--- Data provided Enclosed Below ---
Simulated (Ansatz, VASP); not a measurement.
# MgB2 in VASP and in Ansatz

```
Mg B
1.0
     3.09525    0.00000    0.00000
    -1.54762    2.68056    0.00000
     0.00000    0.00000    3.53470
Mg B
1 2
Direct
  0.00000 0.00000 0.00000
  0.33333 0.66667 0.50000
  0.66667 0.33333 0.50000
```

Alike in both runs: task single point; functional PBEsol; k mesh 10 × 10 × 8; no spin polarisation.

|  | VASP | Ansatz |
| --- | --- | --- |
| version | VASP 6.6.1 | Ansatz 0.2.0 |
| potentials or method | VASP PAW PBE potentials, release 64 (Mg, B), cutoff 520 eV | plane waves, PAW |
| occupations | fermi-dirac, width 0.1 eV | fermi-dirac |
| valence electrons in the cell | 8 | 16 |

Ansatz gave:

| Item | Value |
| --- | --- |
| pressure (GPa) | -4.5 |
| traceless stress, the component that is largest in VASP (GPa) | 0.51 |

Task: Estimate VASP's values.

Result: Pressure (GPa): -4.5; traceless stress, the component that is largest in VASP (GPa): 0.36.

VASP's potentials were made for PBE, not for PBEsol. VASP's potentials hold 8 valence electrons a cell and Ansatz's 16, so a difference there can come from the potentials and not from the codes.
--- End of Enclosed Data provided ---

→ **Requirement**
Start at the first line of the entries above. Set down each line exactly through the one with "Ansatz 0.2.0 |", and stop there.

→ **Response box**
Simulated (Ansatz, VASP); not a measurement.
# MgB2 in VASP and in Ansatz

```
Mg B
1.0
     3.09525    0.00000    0.00000
    -1.54762    2.68056    0.00000
     0.00000    0.00000    3.53470
Mg B
1 2
Direct
  0.00000 0.00000 0.00000
  0.33333 0.66667 0.50000
  0.66667 0.33333 0.50000
```

Alike in both runs: task single point; functional PBEsol; k mesh 10 × 10 × 8; no spin polarisation.

|  | VASP | Ansatz |
| --- | --- | --- |
| version | VASP 6.6.1 | Ansatz 0.2.0 |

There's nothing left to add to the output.